═════ Data for review
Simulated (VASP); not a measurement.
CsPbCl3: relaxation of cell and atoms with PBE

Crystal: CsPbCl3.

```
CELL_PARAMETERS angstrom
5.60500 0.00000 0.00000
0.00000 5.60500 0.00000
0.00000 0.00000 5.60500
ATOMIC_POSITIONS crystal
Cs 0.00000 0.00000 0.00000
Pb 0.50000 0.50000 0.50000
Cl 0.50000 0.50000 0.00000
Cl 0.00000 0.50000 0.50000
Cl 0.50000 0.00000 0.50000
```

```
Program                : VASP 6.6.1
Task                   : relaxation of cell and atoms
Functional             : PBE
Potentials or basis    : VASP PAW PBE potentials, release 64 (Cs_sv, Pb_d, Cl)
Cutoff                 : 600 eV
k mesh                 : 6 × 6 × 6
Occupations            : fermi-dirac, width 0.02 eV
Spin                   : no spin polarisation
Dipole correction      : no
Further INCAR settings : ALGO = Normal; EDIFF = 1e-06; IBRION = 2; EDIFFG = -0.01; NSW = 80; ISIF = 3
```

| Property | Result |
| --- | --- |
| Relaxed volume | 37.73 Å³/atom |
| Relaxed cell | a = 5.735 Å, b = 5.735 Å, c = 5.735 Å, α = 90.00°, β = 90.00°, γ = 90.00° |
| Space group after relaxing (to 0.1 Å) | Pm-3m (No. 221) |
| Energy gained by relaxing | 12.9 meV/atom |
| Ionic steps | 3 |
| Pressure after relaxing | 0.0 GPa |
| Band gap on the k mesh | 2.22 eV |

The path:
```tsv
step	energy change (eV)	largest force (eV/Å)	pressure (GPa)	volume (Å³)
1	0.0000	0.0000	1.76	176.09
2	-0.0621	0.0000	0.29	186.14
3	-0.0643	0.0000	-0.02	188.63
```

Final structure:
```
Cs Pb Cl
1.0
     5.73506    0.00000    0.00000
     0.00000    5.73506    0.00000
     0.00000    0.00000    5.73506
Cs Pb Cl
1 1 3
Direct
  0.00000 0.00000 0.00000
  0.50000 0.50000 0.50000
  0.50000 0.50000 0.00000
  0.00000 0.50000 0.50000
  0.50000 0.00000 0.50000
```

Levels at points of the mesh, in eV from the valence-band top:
══════════

Work item:
Restate the listing word for word, but only from its first line through the line with "γ = 90.00° |", keeping both end lines.

Task response:
Simulated (VASP); not a measurement.
CsPbCl3: relaxation of cell and atoms with PBE

Crystal: CsPbCl3.

```
CELL_PARAMETERS angstrom
5.60500 0.00000 0.00000
0.00000 5.60500 0.00000
0.00000 0.00000 5.60500
ATOMIC_POSITIONS crystal
Cs 0.00000 0.00000 0.00000
Pb 0.50000 0.50000 0.50000
Cl 0.50000 0.50000 0.00000
Cl 0.00000 0.50000 0.50000
Cl 0.50000 0.00000 0.50000
```

```
Program                : VASP 6.6.1
Task                   : relaxation of cell and atoms
Functional             : PBE
Potentials or basis    : VASP PAW PBE potentials, release 64 (Cs_sv, Pb_d, Cl)
Cutoff                 : 600 eV
k mesh                 : 6 × 6 × 6
Occupations            : fermi-dirac, width 0.02 eV
Spin                   : no spin polarisation
Dipole correction      : no
Further INCAR settings : ALGO = Normal; EDIFF = 1e-06; IBRION = 2; EDIFFG = -0.01; NSW = 80; ISIF = 3
```

| Property | Result |
| --- | --- |
| Relaxed volume | 37.73 Å³/atom |
| Relaxed cell | a = 5.735 Å, b = 5.735 Å, c = 5.735 Å, α = 90.00°, β = 90.00°, γ = 90.00° |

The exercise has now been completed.